>>>>>

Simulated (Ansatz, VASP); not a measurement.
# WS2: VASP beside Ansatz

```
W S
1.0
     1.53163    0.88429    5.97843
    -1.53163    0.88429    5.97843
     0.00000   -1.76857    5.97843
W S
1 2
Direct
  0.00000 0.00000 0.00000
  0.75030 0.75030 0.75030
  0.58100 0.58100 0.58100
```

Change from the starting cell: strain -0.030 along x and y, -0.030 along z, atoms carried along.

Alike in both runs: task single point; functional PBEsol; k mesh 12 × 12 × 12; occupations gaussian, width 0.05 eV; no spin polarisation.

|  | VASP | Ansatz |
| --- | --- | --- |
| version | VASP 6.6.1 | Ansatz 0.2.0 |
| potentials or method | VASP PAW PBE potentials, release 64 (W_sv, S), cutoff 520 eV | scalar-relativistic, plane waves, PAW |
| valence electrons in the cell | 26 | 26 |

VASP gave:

<<<<<

(BRIEF):
Only one part of the material above is to be transcribed, namely the lines starting with the line that has "# WS2: VASP beside Ansatz" and going on through the line that has "cell | 26 | 26 |", exactly as they stand.

(WRITTEN RESPONSE):
# WS2: VASP beside Ansatz

```
W S
1.0
     1.53163    0.88429    5.97843
    -1.53163    0.88429    5.97843
     0.00000   -1.76857    5.97843
W S
1 2
Direct
  0.00000 0.00000 0.00000
  0.75030 0.75030 0.75030
  0.58100 0.58100 0.58100
```

Change from the starting cell: strain -0.030 along x and y, -0.030 along z, atoms carried along.

Alike in both runs: task single point; functional PBEsol; k mesh 12 × 12 × 12; occupations gaussian, width 0.05 eV; no spin polarisation.

|  | VASP | Ansatz |
| --- | --- | --- |
| version | VASP 6.6.1 | Ansatz 0.2.0 |
| potentials or method | VASP PAW PBE potentials, release 64 (W_sv, S), cutoff 520 eV | scalar-relativistic, plane waves, PAW |
| valence electrons in the cell | 26 | 26 |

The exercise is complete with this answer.